Work request: Starting at the line with "- bulk modulus: 194 GPa" and going on through the line with "Note: the bulk", reproduce each line in the records below exactly and nothing more.

Dataset entries:
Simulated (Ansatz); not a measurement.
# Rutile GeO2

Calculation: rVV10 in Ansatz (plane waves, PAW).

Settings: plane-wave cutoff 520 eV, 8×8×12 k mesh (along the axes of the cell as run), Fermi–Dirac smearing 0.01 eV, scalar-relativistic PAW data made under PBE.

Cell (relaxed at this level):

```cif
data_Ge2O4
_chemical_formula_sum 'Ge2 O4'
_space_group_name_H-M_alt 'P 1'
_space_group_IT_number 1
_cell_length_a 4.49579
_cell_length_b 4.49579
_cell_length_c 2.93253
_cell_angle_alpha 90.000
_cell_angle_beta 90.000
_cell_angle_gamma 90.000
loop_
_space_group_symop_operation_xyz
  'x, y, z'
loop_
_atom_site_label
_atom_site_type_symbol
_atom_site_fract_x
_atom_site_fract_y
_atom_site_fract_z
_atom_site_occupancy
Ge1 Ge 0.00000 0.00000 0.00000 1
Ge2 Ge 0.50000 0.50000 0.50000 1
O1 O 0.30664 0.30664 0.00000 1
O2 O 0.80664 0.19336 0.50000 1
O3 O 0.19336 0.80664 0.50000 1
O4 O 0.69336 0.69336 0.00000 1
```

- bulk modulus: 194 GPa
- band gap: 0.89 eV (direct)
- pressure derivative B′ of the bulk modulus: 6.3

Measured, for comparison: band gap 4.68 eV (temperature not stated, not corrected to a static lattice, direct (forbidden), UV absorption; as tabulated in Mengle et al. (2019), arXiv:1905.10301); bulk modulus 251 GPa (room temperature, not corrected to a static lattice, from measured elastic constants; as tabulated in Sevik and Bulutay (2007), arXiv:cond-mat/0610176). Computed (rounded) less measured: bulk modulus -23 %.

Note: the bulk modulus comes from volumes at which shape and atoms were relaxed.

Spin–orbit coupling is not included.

Exercise solution:
- bulk modulus: 194 GPa
- band gap: 0.89 eV (direct)
- pressure derivative B′ of the bulk modulus: 6.3

Measured, for comparison: band gap 4.68 eV (temperature not stated, not corrected to a static lattice, direct (forbidden), UV absorption; as tabulated in Mengle et al. (2019), arXiv:1905.10301); bulk modulus 251 GPa (room temperature, not corrected to a static lattice, from measured elastic constants; as tabulated in Sevik and Bulutay (2007), arXiv:cond-mat/0610176). Computed (rounded) less measured: bulk modulus -23 %.

Note: the bulk modulus comes from volumes at which shape and atoms were relaxed.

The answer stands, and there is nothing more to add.